Top of Dataset excerpts
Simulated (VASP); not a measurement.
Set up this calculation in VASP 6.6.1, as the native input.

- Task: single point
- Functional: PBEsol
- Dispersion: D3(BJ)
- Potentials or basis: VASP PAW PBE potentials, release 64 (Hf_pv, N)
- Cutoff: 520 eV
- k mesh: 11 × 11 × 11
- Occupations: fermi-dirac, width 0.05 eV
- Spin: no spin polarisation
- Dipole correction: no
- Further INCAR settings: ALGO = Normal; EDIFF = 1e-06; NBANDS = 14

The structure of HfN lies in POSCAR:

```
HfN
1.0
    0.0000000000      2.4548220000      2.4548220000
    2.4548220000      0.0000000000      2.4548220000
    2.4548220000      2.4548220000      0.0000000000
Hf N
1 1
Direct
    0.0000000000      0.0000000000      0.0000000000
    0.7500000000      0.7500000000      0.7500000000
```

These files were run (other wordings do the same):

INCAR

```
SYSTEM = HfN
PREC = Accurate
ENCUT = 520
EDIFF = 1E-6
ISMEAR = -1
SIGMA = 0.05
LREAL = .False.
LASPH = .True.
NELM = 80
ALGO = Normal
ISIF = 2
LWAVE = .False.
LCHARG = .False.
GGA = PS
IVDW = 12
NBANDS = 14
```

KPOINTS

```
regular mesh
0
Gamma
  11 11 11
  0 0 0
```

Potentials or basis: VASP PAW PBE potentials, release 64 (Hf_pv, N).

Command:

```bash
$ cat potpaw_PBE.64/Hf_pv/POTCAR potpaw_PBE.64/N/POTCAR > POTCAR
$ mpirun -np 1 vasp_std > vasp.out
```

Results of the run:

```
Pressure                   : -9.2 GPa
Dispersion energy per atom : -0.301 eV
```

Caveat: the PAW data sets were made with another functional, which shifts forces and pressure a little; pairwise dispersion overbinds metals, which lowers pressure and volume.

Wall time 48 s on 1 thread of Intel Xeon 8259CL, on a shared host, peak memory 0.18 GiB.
Bottom of Dataset excerpts

● Requirement: Everything from the first line of the data through the line containing "Caveat: the PAW" should be echoed exactly. Add nothing.

● Task answer:
Simulated (VASP); not a measurement.
Set up this calculation in VASP 6.6.1, as the native input.

- Task: single point
- Functional: PBEsol
- Dispersion: D3(BJ)
- Potentials or basis: VASP PAW PBE potentials, release 64 (Hf_pv, N)
- Cutoff: 520 eV
- k mesh: 11 × 11 × 11
- Occupations: fermi-dirac, width 0.05 eV
- Spin: no spin polarisation
- Dipole correction: no
- Further INCAR settings: ALGO = Normal; EDIFF = 1e-06; NBANDS = 14

The structure of HfN lies in POSCAR:

```
HfN
1.0
    0.0000000000      2.4548220000      2.4548220000
    2.4548220000      0.0000000000      2.4548220000
    2.4548220000      2.4548220000      0.0000000000
Hf N
1 1
Direct
    0.0000000000      0.0000000000      0.0000000000
    0.7500000000      0.7500000000      0.7500000000
```

These files were run (other wordings do the same):

INCAR

```
SYSTEM = HfN
PREC = Accurate
ENCUT = 520
EDIFF = 1E-6
ISMEAR = -1
SIGMA = 0.05
LREAL = .False.
LASPH = .True.
NELM = 80
ALGO = Normal
ISIF = 2
LWAVE = .False.
LCHARG = .False.
GGA = PS
IVDW = 12
NBANDS = 14
```

KPOINTS

```
regular mesh
0
Gamma
  11 11 11
  0 0 0
```

Potentials or basis: VASP PAW PBE potentials, release 64 (Hf_pv, N).

Command:

```bash
$ cat potpaw_PBE.64/Hf_pv/POTCAR potpaw_PBE.64/N/POTCAR > POTCAR
$ mpirun -np 1 vasp_std > vasp.out
```

Results of the run:

```
Pressure                   : -9.2 GPa
Dispersion energy per atom : -0.301 eV
```

Caveat: the PAW data sets were made with another functional, which shifts forces and pressure a little; pairwise dispersion overbinds metals, which lowers pressure and volume.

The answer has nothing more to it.